START Record set
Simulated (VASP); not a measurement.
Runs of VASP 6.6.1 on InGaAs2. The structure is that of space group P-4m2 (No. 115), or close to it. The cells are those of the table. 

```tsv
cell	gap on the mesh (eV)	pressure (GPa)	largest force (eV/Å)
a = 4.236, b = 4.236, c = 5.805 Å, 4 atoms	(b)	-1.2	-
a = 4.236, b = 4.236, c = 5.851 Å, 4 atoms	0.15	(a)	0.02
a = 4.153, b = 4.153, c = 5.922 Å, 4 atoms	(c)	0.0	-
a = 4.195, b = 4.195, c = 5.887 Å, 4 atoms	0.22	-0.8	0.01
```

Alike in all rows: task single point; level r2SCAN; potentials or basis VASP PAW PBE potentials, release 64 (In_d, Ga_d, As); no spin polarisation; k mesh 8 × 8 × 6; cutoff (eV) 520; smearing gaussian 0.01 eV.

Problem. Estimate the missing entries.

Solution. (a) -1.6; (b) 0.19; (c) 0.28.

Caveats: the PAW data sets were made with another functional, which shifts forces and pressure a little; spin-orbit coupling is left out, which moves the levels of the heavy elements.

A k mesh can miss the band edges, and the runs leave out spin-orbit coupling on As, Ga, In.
END Record set

The answer should contain only the lines from the first line of the entries through the line holding "Caveats: the PAW", each exactly as written.

» Written solution
Simulated (VASP); not a measurement.
Runs of VASP 6.6.1 on InGaAs2. The structure is that of space group P-4m2 (No. 115), or close to it. The cells are those of the table. 

```tsv
cell	gap on the mesh (eV)	pressure (GPa)	largest force (eV/Å)
a = 4.236, b = 4.236, c = 5.805 Å, 4 atoms	(b)	-1.2	-
a = 4.236, b = 4.236, c = 5.851 Å, 4 atoms	0.15	(a)	0.02
a = 4.153, b = 4.153, c = 5.922 Å, 4 atoms	(c)	0.0	-
a = 4.195, b = 4.195, c = 5.887 Å, 4 atoms	0.22	-0.8	0.01
```

Alike in all rows: task single point; level r2SCAN; potentials or basis VASP PAW PBE potentials, release 64 (In_d, Ga_d, As); no spin polarisation; k mesh 8 × 8 × 6; cutoff (eV) 520; smearing gaussian 0.01 eV.

Problem. Estimate the missing entries.

Solution. (a) -1.6; (b) 0.19; (c) 0.28.

Caveats: the PAW data sets were made with another functional, which shifts forces and pressure a little; spin-orbit coupling is left out, which moves the levels of the heavy elements.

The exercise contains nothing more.